→ ASSIGNED TASK: Below is a listing. Write out exactly its lines between the one holding "Computed with PySCF" and the one holding "Map of the electrostatic", inclusive.

→ PROVIDED MATERIAL:
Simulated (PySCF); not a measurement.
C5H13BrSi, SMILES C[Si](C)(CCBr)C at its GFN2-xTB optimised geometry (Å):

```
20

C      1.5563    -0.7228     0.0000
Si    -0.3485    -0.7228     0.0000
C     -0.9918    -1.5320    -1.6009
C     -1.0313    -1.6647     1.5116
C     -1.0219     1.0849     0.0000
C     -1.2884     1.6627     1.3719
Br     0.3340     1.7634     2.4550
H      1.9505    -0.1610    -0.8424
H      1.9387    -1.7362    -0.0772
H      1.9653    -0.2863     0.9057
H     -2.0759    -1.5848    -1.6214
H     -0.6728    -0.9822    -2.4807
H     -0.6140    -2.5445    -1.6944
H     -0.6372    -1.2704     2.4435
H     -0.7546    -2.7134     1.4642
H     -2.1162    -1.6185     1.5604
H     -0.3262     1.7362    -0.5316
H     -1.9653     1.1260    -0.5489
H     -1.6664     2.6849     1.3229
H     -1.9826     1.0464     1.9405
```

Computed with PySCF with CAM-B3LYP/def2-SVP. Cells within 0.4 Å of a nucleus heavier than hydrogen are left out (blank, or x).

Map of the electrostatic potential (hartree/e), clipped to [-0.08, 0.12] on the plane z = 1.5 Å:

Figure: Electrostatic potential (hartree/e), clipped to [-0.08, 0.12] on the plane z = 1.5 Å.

→ YOUR SOLUTION:
Computed with PySCF with CAM-B3LYP/def2-SVP. Cells within 0.4 Å of a nucleus heavier than hydrogen are left out (blank, or x).

Map of the electrostatic potential (hartree/e), clipped to [-0.08, 0.12] on the plane z = 1.5 Å:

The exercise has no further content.